— Assignment —
Could you return the lines below exactly, from the first line up to and including the line that holds "enthalpy at 298 K**"?

— Dataset —
--- START ---

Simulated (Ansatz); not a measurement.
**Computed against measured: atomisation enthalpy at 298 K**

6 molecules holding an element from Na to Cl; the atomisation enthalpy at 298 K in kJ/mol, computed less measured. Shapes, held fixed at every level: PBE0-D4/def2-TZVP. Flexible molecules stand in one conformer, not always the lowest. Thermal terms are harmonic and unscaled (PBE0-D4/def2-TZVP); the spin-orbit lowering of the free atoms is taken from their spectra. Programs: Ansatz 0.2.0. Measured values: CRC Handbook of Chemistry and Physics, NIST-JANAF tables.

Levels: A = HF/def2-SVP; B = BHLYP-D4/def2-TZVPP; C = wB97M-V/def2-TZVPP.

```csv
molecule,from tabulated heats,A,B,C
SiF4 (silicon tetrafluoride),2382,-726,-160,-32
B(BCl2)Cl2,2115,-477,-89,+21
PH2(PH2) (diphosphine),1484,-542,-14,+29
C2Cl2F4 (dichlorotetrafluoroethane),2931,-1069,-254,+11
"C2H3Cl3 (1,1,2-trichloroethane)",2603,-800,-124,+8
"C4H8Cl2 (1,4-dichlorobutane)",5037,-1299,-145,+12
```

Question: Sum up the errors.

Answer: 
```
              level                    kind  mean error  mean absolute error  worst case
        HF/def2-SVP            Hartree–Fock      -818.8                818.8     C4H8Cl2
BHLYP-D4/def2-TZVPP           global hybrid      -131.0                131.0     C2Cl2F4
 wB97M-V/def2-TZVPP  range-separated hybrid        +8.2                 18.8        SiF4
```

--- END ---

— Answer section —
Simulated (Ansatz); not a measurement.
**Computed against measured: atomisation enthalpy at 298 K**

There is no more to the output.